-- Extracted material --
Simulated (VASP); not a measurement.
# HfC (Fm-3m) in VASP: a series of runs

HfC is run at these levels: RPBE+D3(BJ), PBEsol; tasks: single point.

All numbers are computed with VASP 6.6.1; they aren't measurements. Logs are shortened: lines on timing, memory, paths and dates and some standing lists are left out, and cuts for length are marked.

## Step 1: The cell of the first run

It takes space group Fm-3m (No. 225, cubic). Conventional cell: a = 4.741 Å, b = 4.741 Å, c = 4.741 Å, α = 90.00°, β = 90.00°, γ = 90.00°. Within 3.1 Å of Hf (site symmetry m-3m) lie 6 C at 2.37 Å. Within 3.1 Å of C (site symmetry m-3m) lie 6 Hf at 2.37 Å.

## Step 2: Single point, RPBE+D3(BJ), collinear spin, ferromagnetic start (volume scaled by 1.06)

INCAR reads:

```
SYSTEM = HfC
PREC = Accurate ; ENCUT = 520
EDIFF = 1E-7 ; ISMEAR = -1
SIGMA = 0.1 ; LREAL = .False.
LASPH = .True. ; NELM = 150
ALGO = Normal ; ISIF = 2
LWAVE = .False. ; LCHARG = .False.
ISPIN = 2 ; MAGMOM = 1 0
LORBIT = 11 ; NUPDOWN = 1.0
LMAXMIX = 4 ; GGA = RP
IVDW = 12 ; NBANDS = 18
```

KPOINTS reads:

-- Required action --
Produce only the lines from the line containing "# HfC (Fm-3m) in VASP: a series of runs" through the line containing "## Step 1: The cell of the first run", inclusive of both, exactly as they stand in the entries above.

-- Written answer --
# HfC (Fm-3m) in VASP: a series of runs

HfC is run at these levels: RPBE+D3(BJ), PBEsol; tasks: single point.

All numbers are computed with VASP 6.6.1; they aren't measurements. Logs are shortened: lines on timing, memory, paths and dates and some standing lists are left out, and cuts for length are marked.

## Step 1: The cell of the first run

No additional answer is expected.